Work instruction -
Whatever appears in the entries must be given again exactly.

Extracted records -
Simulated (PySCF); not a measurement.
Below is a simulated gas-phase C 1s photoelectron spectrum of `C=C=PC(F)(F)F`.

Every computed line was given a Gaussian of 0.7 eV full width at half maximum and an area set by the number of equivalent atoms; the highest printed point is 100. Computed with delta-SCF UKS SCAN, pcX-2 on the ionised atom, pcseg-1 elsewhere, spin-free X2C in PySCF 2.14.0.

Problem solution -
Simulated (PySCF); not a measurement.
Below is a simulated gas-phase C 1s photoelectron spectrum of `C=C=PC(F)(F)F`.

Every computed line was given a Gaussian of 0.7 eV full width at half maximum and an area set by the number of equivalent atoms; the highest printed point is 100. Computed with delta-SCF UKS SCAN, pcX-2 on the ionised atom, pcseg-1 elsewhere, spin-free X2C in PySCF 2.14.0.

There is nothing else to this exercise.